## [Work order]
Within the records below is a range that opens at the line with "Fig. 1. The lines broadened by 0.4 eV." and closes at the line with "(C) [CH3][Ga]([CH3])[NH2]". Return that range word for word, both ends included, and only that range.

= = = =

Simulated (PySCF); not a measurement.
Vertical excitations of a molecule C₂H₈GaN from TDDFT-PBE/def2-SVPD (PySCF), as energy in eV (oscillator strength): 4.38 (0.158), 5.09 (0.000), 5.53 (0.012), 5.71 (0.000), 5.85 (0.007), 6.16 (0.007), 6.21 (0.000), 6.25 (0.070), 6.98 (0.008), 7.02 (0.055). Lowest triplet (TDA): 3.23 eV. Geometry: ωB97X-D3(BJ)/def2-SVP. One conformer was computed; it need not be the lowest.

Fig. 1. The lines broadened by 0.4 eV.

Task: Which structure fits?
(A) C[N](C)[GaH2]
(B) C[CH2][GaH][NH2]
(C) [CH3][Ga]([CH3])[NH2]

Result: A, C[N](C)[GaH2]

= = = =

## [Exercise solution]
Fig. 1. The lines broadened by 0.4 eV.

Task: Which structure fits?
(A) C[N](C)[GaH2]
(B) C[CH2][GaH][NH2]
(C) [CH3][Ga]([CH3])[NH2]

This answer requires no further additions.